# Listed records:
┌──

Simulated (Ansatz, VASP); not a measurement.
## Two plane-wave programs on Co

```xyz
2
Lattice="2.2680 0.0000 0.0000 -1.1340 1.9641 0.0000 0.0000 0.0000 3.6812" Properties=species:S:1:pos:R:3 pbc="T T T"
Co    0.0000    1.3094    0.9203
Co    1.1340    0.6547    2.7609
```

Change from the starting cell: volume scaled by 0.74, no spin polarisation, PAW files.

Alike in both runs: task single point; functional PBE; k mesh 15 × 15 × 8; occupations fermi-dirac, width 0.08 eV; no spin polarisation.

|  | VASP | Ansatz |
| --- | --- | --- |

└──

# Work request:
Set the data down again in full. Keep it exact.

# Exercise response:
Simulated (Ansatz, VASP); not a measurement.
## Two plane-wave programs on Co

```xyz
2
Lattice="2.2680 0.0000 0.0000 -1.1340 1.9641 0.0000 0.0000 0.0000 3.6812" Properties=species:S:1:pos:R:3 pbc="T T T"
Co    0.0000    1.3094    0.9203
Co    1.1340    0.6547    2.7609
```

Change from the starting cell: volume scaled by 0.74, no spin polarisation, PAW files.

Alike in both runs: task single point; functional PBE; k mesh 15 × 15 × 8; occupations fermi-dirac, width 0.08 eV; no spin polarisation.

|  | VASP | Ansatz |
| --- | --- | --- |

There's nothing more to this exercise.